Repeat exactly the opening lines of the records, ending with the line that contains "The cell was".

[[ DATA open ]]

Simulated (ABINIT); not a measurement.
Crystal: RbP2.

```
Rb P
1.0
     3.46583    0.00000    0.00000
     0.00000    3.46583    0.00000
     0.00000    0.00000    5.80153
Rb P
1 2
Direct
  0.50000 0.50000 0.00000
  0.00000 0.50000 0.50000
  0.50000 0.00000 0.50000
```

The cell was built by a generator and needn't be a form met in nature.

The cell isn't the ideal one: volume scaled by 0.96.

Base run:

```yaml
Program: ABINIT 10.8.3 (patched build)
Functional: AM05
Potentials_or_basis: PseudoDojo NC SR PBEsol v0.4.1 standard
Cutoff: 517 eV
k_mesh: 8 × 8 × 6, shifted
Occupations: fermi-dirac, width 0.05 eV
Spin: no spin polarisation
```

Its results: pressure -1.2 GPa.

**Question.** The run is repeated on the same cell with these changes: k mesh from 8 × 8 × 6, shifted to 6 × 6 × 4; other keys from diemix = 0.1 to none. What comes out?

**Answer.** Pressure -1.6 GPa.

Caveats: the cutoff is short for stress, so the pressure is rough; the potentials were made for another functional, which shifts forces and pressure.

[[ DATA closed ]]

TASK ANSWER ->
Simulated (ABINIT); not a measurement.
Crystal: RbP2.

```
Rb P
1.0
     3.46583    0.00000    0.00000
     0.00000    3.46583    0.00000
     0.00000    0.00000    5.80153
Rb P
1 2
Direct
  0.50000 0.50000 0.00000
  0.00000 0.50000 0.50000
  0.50000 0.00000 0.50000
```

The cell was built by a generator and needn't be a form met in nature.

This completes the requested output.